Repeat verbatim only the lines from the opening of the material below through the one that contains "Solution. gap on".

[Listed entries]
□ □ □ □ □

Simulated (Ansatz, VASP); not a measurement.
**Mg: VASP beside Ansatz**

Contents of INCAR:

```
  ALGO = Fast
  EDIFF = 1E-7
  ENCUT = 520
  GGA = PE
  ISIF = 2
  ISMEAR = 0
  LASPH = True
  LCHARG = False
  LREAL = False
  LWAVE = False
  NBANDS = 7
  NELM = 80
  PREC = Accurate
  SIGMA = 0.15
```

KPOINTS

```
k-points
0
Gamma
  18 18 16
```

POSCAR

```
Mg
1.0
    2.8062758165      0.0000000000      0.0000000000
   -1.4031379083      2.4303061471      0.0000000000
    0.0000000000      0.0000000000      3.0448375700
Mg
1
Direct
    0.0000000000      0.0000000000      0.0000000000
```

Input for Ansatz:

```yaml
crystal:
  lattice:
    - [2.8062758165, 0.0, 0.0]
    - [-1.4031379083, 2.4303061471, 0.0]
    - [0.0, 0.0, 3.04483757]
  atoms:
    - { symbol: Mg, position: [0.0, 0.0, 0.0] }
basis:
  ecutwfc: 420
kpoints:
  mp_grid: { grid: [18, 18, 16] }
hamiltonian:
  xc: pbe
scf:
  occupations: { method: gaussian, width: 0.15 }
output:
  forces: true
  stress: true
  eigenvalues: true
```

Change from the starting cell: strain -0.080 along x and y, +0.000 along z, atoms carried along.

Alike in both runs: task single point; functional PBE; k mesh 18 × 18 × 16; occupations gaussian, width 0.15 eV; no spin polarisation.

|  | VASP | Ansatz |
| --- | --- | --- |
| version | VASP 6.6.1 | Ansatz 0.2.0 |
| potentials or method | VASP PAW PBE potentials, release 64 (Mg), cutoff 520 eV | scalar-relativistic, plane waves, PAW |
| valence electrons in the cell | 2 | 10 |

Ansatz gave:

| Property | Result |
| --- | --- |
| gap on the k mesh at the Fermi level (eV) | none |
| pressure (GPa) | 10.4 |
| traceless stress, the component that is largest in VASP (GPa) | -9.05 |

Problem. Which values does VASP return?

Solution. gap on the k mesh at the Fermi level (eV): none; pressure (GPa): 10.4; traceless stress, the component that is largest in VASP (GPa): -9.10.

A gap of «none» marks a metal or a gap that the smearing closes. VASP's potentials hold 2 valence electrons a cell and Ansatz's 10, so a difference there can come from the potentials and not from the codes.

□ □ □ □ □

[Exercise output]
Simulated (Ansatz, VASP); not a measurement.
**Mg: VASP beside Ansatz**

Contents of INCAR:

```
  ALGO = Fast
  EDIFF = 1E-7
  ENCUT = 520
  GGA = PE
  ISIF = 2
  ISMEAR = 0
  LASPH = True
  LCHARG = False
  LREAL = False
  LWAVE = False
  NBANDS = 7
  NELM = 80
  PREC = Accurate
  SIGMA = 0.15
```

KPOINTS

```
k-points
0
Gamma
  18 18 16
```

POSCAR

```
Mg
1.0
    2.8062758165      0.0000000000      0.0000000000
   -1.4031379083      2.4303061471      0.0000000000
    0.0000000000      0.0000000000      3.0448375700
Mg
1
Direct
    0.0000000000      0.0000000000      0.0000000000
```

Input for Ansatz:

```yaml
crystal:
  lattice:
    - [2.8062758165, 0.0, 0.0]
    - [-1.4031379083, 2.4303061471, 0.0]
    - [0.0, 0.0, 3.04483757]
  atoms:
    - { symbol: Mg, position: [0.0, 0.0, 0.0] }
basis:
  ecutwfc: 420
kpoints:
  mp_grid: { grid: [18, 18, 16] }
hamiltonian:
  xc: pbe
scf:
  occupations: { method: gaussian, width: 0.15 }
output:
  forces: true
  stress: true
  eigenvalues: true
```

Change from the starting cell: strain -0.080 along x and y, +0.000 along z, atoms carried along.

Alike in both runs: task single point; functional PBE; k mesh 18 × 18 × 16; occupations gaussian, width 0.15 eV; no spin polarisation.

|  | VASP | Ansatz |
| --- | --- | --- |
| version | VASP 6.6.1 | Ansatz 0.2.0 |
| potentials or method | VASP PAW PBE potentials, release 64 (Mg), cutoff 520 eV | scalar-relativistic, plane waves, PAW |
| valence electrons in the cell | 2 | 10 |

Ansatz gave:

| Property | Result |
| --- | --- |
| gap on the k mesh at the Fermi level (eV) | none |
| pressure (GPa) | 10.4 |
| traceless stress, the component that is largest in VASP (GPa) | -9.05 |

Problem. Which values does VASP return?

Solution. gap on the k mesh at the Fermi level (eV): none; pressure (GPa): 10.4; traceless stress, the component that is largest in VASP (GPa): -9.10.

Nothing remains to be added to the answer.